* SUPPLIED DATA *
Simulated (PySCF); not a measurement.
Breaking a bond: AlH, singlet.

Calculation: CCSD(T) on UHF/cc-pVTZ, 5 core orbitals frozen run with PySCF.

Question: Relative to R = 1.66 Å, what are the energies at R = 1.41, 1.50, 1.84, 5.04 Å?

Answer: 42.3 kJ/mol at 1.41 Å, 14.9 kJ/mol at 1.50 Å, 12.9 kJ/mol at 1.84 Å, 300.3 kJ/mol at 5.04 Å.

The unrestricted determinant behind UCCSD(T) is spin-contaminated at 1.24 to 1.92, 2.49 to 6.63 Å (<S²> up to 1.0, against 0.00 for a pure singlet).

* ASSIGNED TASK *
Copy the records above faithfully. Begin at their first line, end at the line containing "Answer: 42.3 kJ/mol", and include nothing else.

* WRITTEN SOLUTION *
Simulated (PySCF); not a measurement.
Breaking a bond: AlH, singlet.

Calculation: CCSD(T) on UHF/cc-pVTZ, 5 core orbitals frozen run with PySCF.

Question: Relative to R = 1.66 Å, what are the energies at R = 1.41, 1.50, 1.84, 5.04 Å?

Answer: 42.3 kJ/mol at 1.41 Å, 14.9 kJ/mol at 1.50 Å, 12.9 kJ/mol at 1.84 Å, 300.3 kJ/mol at 5.04 Å.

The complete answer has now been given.